Extracted entries: Begin

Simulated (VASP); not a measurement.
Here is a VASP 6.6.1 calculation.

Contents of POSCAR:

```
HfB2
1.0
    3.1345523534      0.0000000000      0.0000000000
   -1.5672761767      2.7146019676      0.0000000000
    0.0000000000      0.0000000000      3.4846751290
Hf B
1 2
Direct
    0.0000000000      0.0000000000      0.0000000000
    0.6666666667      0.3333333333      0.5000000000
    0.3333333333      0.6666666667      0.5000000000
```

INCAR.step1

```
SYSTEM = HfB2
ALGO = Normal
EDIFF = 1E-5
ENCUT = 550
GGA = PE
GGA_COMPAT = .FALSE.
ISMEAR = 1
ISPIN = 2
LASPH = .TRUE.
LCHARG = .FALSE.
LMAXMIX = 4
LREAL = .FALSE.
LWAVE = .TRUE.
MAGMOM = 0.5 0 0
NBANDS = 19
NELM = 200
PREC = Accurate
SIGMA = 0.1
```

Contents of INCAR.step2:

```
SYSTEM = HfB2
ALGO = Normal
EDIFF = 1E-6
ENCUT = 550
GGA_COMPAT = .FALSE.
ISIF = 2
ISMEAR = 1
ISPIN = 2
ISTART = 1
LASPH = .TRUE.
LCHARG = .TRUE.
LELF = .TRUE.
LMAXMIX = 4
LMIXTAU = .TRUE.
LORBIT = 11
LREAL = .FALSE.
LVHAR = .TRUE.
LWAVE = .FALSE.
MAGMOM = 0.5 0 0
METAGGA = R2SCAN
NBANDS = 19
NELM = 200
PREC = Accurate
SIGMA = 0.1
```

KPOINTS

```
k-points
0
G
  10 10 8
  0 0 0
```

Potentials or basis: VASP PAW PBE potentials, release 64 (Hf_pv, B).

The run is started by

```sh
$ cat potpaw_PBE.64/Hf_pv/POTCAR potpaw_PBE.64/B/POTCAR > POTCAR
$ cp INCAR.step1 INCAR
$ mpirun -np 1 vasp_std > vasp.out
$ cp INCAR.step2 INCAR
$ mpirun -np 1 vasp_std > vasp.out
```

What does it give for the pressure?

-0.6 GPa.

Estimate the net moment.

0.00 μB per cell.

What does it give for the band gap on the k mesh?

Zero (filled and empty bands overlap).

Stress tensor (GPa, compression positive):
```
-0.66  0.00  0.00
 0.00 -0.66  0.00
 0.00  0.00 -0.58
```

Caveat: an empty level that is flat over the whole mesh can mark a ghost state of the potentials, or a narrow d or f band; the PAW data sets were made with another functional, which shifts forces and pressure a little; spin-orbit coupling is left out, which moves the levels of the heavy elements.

Extracted entries: End

Required action: All lines from the top of the data through the line containing "What does it give for the band" need to be retyped exactly, and nothing more.

Written reply:
Simulated (VASP); not a measurement.
Here is a VASP 6.6.1 calculation.

Contents of POSCAR:

```
HfB2
1.0
    3.1345523534      0.0000000000      0.0000000000
   -1.5672761767      2.7146019676      0.0000000000
    0.0000000000      0.0000000000      3.4846751290
Hf B
1 2
Direct
    0.0000000000      0.0000000000      0.0000000000
    0.6666666667      0.3333333333      0.5000000000
    0.3333333333      0.6666666667      0.5000000000
```

INCAR.step1

```
SYSTEM = HfB2
ALGO = Normal
EDIFF = 1E-5
ENCUT = 550
GGA = PE
GGA_COMPAT = .FALSE.
ISMEAR = 1
ISPIN = 2
LASPH = .TRUE.
LCHARG = .FALSE.
LMAXMIX = 4
LREAL = .FALSE.
LWAVE = .TRUE.
MAGMOM = 0.5 0 0
NBANDS = 19
NELM = 200
PREC = Accurate
SIGMA = 0.1
```

Contents of INCAR.step2:

```
SYSTEM = HfB2
ALGO = Normal
EDIFF = 1E-6
ENCUT = 550
GGA_COMPAT = .FALSE.
ISIF = 2
ISMEAR = 1
ISPIN = 2
ISTART = 1
LASPH = .TRUE.
LCHARG = .TRUE.
LELF = .TRUE.
LMAXMIX = 4
LMIXTAU = .TRUE.
LORBIT = 11
LREAL = .FALSE.
LVHAR = .TRUE.
LWAVE = .FALSE.
MAGMOM = 0.5 0 0
METAGGA = R2SCAN
NBANDS = 19
NELM = 200
PREC = Accurate
SIGMA = 0.1
```

KPOINTS

```
k-points
0
G
  10 10 8
  0 0 0
```

Potentials or basis: VASP PAW PBE potentials, release 64 (Hf_pv, B).

The run is started by

```sh
$ cat potpaw_PBE.64/Hf_pv/POTCAR potpaw_PBE.64/B/POTCAR > POTCAR
$ cp INCAR.step1 INCAR
$ mpirun -np 1 vasp_std > vasp.out
$ cp INCAR.step2 INCAR
$ mpirun -np 1 vasp_std > vasp.out
```

What does it give for the pressure?

-0.6 GPa.

Estimate the net moment.

0.00 μB per cell.

What does it give for the band gap on the k mesh?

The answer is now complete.